# ACTION ITEM
Please give back, word for word, each line from the start of the entries through the one in which "Theory: DFT PBE, scalar-relativistic, plane" is found.

# EXCERPTED RECORDS
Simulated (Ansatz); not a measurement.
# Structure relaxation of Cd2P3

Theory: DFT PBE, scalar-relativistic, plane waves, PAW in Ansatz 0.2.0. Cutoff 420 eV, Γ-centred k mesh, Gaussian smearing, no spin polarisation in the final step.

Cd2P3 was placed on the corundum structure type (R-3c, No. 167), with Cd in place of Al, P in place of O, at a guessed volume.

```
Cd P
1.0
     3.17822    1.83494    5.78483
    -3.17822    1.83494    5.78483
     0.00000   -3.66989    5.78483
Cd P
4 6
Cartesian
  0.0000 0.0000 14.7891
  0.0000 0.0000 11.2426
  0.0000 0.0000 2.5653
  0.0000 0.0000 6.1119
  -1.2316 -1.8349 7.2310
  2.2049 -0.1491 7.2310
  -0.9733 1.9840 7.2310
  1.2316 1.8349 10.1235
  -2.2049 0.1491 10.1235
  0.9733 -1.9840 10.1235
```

# TASK ANSWER
Simulated (Ansatz); not a measurement.
# Structure relaxation of Cd2P3

Theory: DFT PBE, scalar-relativistic, plane waves, PAW in Ansatz 0.2.0. Cutoff 420 eV, Γ-centred k mesh, Gaussian smearing, no spin polarisation in the final step.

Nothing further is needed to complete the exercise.